Data:
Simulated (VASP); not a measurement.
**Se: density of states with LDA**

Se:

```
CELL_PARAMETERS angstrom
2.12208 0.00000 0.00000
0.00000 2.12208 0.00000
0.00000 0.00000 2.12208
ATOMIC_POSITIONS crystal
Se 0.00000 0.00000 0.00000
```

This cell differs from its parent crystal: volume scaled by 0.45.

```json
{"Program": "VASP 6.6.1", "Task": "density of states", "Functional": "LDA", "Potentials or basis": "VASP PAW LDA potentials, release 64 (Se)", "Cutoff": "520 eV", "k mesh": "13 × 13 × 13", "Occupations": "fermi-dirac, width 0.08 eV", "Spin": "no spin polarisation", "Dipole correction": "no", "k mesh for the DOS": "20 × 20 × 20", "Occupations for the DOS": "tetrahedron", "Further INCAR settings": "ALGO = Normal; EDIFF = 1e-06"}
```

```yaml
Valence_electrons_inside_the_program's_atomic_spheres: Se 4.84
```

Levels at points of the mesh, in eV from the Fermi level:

Required action: Restate the data in full so that no line differs from the original.

Task answer:
Simulated (VASP); not a measurement.
**Se: density of states with LDA**

Se:

```
CELL_PARAMETERS angstrom
2.12208 0.00000 0.00000
0.00000 2.12208 0.00000
0.00000 0.00000 2.12208
ATOMIC_POSITIONS crystal
Se 0.00000 0.00000 0.00000
```

This cell differs from its parent crystal: volume scaled by 0.45.

```json
{"Program": "VASP 6.6.1", "Task": "density of states", "Functional": "LDA", "Potentials or basis": "VASP PAW LDA potentials, release 64 (Se)", "Cutoff": "520 eV", "k mesh": "13 × 13 × 13", "Occupations": "fermi-dirac, width 0.08 eV", "Spin": "no spin polarisation", "Dipole correction": "no", "k mesh for the DOS": "20 × 20 × 20", "Occupations for the DOS": "tetrahedron", "Further INCAR settings": "ALGO = Normal; EDIFF = 1e-06"}
```

```yaml
Valence_electrons_inside_the_program's_atomic_spheres: Se 4.84
```

Levels at points of the mesh, in eV from the Fermi level:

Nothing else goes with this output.